**Exercise:**
Give the records again in full, exactly as written.

**Dataset excerpts:**
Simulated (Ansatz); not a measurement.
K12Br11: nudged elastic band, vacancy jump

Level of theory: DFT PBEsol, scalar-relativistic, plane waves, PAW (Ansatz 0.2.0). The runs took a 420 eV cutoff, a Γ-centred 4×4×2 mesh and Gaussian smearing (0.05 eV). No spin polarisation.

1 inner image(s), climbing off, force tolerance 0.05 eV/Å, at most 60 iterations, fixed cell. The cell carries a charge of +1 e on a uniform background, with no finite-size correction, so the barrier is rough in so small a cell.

**Response:**
Simulated (Ansatz); not a measurement.
K12Br11: nudged elastic band, vacancy jump

Level of theory: DFT PBEsol, scalar-relativistic, plane waves, PAW (Ansatz 0.2.0). The runs took a 420 eV cutoff, a Γ-centred 4×4×2 mesh and Gaussian smearing (0.05 eV). No spin polarisation.

1 inner image(s), climbing off, force tolerance 0.05 eV/Å, at most 60 iterations, fixed cell. The cell carries a charge of +1 e on a uniform background, with no finite-size correction, so the barrier is rough in so small a cell.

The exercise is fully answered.